- DATA LISTING:
◇ ◇ ◇

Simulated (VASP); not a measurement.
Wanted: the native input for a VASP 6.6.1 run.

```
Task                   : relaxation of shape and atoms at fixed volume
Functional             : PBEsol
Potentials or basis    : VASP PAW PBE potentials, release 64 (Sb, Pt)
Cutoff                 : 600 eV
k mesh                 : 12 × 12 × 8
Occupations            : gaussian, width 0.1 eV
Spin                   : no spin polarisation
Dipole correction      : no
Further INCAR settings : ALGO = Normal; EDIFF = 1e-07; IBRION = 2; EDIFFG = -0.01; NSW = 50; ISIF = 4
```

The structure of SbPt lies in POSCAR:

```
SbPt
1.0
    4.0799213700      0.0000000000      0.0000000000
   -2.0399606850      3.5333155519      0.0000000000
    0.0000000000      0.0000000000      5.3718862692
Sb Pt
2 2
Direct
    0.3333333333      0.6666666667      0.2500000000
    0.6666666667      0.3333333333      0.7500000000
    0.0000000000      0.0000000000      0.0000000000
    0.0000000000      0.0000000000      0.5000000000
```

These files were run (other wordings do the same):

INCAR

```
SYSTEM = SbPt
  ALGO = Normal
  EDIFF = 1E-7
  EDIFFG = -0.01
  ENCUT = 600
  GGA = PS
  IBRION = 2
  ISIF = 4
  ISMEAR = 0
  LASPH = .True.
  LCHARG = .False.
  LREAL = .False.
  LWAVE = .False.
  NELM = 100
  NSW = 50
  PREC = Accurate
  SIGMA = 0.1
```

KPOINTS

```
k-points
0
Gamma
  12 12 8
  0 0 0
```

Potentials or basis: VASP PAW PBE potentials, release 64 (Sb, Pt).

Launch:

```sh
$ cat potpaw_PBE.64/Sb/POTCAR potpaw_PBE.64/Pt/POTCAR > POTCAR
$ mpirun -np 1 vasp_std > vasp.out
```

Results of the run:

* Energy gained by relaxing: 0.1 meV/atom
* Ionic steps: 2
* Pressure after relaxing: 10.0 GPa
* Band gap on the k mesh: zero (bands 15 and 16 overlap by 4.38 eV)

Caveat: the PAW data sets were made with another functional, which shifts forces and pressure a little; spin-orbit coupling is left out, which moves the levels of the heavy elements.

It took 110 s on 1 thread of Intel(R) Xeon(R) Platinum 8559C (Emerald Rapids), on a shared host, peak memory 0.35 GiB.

◇ ◇ ◇

Copy the entries word for word. Start at the first line and end with the line containing "Caveat: the PAW".

Simulated (VASP); not a measurement.
Wanted: the native input for a VASP 6.6.1 run.

```
Task                   : relaxation of shape and atoms at fixed volume
Functional             : PBEsol
Potentials or basis    : VASP PAW PBE potentials, release 64 (Sb, Pt)
Cutoff                 : 600 eV
k mesh                 : 12 × 12 × 8
Occupations            : gaussian, width 0.1 eV
Spin                   : no spin polarisation
Dipole correction      : no
Further INCAR settings : ALGO = Normal; EDIFF = 1e-07; IBRION = 2; EDIFFG = -0.01; NSW = 50; ISIF = 4
```

The structure of SbPt lies in POSCAR:

```
SbPt
1.0
    4.0799213700      0.0000000000      0.0000000000
   -2.0399606850      3.5333155519      0.0000000000
    0.0000000000      0.0000000000      5.3718862692
Sb Pt
2 2
Direct
    0.3333333333      0.6666666667      0.2500000000
    0.6666666667      0.3333333333      0.7500000000
    0.0000000000      0.0000000000      0.0000000000
    0.0000000000      0.0000000000      0.5000000000
```

These files were run (other wordings do the same):

INCAR

```
SYSTEM = SbPt
  ALGO = Normal
  EDIFF = 1E-7
  EDIFFG = -0.01
  ENCUT = 600
  GGA = PS
  IBRION = 2
  ISIF = 4
  ISMEAR = 0
  LASPH = .True.
  LCHARG = .False.
  LREAL = .False.
  LWAVE = .False.
  NELM = 100
  NSW = 50
  PREC = Accurate
  SIGMA = 0.1
```

KPOINTS

```
k-points
0
Gamma
  12 12 8
  0 0 0
```

Potentials or basis: VASP PAW PBE potentials, release 64 (Sb, Pt).

Launch:

```sh
$ cat potpaw_PBE.64/Sb/POTCAR potpaw_PBE.64/Pt/POTCAR > POTCAR
$ mpirun -np 1 vasp_std > vasp.out
```

Results of the run:

* Energy gained by relaxing: 0.1 meV/atom
* Ionic steps: 2
* Pressure after relaxing: 10.0 GPa
* Band gap on the k mesh: zero (bands 15 and 16 overlap by 4.38 eV)

Caveat: the PAW data sets were made with another functional, which shifts forces and pressure a little; spin-orbit coupling is left out, which moves the levels of the heavy elements.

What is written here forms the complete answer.